Material supplied —
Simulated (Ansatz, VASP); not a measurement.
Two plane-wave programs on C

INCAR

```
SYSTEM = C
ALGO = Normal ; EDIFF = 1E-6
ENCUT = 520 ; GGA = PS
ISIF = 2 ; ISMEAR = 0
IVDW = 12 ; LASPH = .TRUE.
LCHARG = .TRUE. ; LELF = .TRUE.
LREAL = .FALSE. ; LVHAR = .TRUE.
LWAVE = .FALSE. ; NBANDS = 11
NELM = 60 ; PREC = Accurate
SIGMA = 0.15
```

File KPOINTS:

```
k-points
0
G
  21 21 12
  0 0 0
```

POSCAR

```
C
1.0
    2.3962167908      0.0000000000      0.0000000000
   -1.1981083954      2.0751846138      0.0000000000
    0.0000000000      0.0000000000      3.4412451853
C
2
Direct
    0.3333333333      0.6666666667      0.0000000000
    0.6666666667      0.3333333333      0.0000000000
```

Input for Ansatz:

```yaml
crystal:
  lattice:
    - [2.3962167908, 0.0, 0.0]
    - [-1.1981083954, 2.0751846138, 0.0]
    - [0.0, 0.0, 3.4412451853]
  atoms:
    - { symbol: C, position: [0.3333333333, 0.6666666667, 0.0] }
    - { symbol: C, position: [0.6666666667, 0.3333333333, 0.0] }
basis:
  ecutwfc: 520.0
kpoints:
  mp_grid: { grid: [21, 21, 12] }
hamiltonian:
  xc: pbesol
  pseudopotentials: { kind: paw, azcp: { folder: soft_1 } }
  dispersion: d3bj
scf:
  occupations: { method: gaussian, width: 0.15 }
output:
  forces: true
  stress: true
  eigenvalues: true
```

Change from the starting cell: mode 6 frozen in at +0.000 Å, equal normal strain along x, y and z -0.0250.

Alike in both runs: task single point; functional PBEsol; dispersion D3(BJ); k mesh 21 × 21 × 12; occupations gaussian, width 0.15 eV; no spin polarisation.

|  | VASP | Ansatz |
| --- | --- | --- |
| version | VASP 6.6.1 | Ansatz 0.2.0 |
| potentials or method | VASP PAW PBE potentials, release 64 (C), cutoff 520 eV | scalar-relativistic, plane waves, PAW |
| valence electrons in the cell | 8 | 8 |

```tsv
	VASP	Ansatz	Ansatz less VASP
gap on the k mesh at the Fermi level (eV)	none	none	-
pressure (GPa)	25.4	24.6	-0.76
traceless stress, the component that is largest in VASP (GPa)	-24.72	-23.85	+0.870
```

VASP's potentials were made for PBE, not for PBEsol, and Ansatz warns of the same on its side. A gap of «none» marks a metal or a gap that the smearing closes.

Brief —
Take the listing above from its first line through the line containing "Change from the", and transcribe that stretch exactly, with no other lines.

Solution —
Simulated (Ansatz, VASP); not a measurement.
Two plane-wave programs on C

INCAR

```
SYSTEM = C
ALGO = Normal ; EDIFF = 1E-6
ENCUT = 520 ; GGA = PS
ISIF = 2 ; ISMEAR = 0
IVDW = 12 ; LASPH = .TRUE.
LCHARG = .TRUE. ; LELF = .TRUE.
LREAL = .FALSE. ; LVHAR = .TRUE.
LWAVE = .FALSE. ; NBANDS = 11
NELM = 60 ; PREC = Accurate
SIGMA = 0.15
```

File KPOINTS:

```
k-points
0
G
  21 21 12
  0 0 0
```

POSCAR

```
C
1.0
    2.3962167908      0.0000000000      0.0000000000
   -1.1981083954      2.0751846138      0.0000000000
    0.0000000000      0.0000000000      3.4412451853
C
2
Direct
    0.3333333333      0.6666666667      0.0000000000
    0.6666666667      0.3333333333      0.0000000000
```

Input for Ansatz:

```yaml
crystal:
  lattice:
    - [2.3962167908, 0.0, 0.0]
    - [-1.1981083954, 2.0751846138, 0.0]
    - [0.0, 0.0, 3.4412451853]
  atoms:
    - { symbol: C, position: [0.3333333333, 0.6666666667, 0.0] }
    - { symbol: C, position: [0.6666666667, 0.3333333333, 0.0] }
basis:
  ecutwfc: 520.0
kpoints:
  mp_grid: { grid: [21, 21, 12] }
hamiltonian:
  xc: pbesol
  pseudopotentials: { kind: paw, azcp: { folder: soft_1 } }
  dispersion: d3bj
scf:
  occupations: { method: gaussian, width: 0.15 }
output:
  forces: true
  stress: true
  eigenvalues: true
```

Change from the starting cell: mode 6 frozen in at +0.000 Å, equal normal strain along x, y and z -0.0250.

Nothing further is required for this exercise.